## MATERIAL SUPPLIED
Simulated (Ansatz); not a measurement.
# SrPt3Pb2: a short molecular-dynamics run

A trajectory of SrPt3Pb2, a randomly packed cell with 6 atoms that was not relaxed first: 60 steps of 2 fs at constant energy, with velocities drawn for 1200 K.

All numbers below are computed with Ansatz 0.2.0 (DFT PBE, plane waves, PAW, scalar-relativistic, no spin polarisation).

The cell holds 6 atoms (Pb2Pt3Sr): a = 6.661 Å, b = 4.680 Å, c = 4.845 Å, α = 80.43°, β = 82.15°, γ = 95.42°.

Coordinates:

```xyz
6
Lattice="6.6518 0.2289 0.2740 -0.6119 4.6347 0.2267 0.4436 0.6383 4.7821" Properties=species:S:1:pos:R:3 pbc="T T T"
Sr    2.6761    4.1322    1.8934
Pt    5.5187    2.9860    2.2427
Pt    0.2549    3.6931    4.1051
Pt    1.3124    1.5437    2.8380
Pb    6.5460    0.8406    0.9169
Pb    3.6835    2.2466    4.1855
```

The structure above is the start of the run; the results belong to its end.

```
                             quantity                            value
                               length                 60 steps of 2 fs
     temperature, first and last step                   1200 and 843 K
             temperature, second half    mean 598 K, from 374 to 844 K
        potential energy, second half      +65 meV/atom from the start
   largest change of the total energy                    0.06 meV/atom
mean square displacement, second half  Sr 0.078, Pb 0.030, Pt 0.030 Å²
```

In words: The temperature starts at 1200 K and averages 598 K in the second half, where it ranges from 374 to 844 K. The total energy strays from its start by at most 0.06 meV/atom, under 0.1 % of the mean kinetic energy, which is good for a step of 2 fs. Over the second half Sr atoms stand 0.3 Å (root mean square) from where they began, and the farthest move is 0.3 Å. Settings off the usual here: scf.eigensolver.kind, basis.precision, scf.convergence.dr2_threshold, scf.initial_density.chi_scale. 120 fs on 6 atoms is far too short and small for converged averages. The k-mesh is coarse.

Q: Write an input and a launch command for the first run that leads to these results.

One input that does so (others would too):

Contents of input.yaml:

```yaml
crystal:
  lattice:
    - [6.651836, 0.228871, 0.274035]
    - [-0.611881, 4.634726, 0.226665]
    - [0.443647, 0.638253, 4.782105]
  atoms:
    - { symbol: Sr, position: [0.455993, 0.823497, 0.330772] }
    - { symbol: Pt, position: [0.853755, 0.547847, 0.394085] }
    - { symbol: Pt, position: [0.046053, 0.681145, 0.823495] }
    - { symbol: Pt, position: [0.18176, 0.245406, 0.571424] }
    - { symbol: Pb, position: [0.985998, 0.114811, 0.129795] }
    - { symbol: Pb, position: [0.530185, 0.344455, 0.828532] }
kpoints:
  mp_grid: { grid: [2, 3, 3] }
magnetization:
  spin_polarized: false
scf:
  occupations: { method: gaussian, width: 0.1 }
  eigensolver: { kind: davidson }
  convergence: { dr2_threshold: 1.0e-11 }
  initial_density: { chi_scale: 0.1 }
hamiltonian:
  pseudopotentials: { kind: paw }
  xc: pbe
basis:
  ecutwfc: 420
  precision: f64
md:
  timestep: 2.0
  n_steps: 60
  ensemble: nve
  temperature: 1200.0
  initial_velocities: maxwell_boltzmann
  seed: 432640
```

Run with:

## WORK INSTRUCTION
What is needed is an exact repetition of the lines from the first line of the records through the line containing "The cell holds", both ends included, and nothing more.

## TASK RESULT
Simulated (Ansatz); not a measurement.
# SrPt3Pb2: a short molecular-dynamics run

A trajectory of SrPt3Pb2, a randomly packed cell with 6 atoms that was not relaxed first: 60 steps of 2 fs at constant energy, with velocities drawn for 1200 K.

All numbers below are computed with Ansatz 0.2.0 (DFT PBE, plane waves, PAW, scalar-relativistic, no spin polarisation).

The cell holds 6 atoms (Pb2Pt3Sr): a = 6.661 Å, b = 4.680 Å, c = 4.845 Å, α = 80.43°, β = 82.15°, γ = 95.42°.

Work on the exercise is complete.